REQUIRED ACTION: Retype the entire listing, keeping every word as it is.

◆ ◆ ◆ ◆
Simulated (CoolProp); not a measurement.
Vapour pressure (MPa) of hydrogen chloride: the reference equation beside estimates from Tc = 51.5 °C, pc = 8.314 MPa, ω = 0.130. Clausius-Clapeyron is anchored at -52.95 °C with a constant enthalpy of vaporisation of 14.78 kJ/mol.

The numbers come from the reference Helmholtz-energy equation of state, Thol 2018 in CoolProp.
◆ ◆ ◆ ◆

EXERCISE RESPONSE:
Simulated (CoolProp); not a measurement.
Vapour pressure (MPa) of hydrogen chloride: the reference equation beside estimates from Tc = 51.5 °C, pc = 8.314 MPa, ω = 0.130. Clausius-Clapeyron is anchored at -52.95 °C with a constant enthalpy of vaporisation of 14.78 kJ/mol.

The numbers come from the reference Helmholtz-energy equation of state, Thol 2018 in CoolProp.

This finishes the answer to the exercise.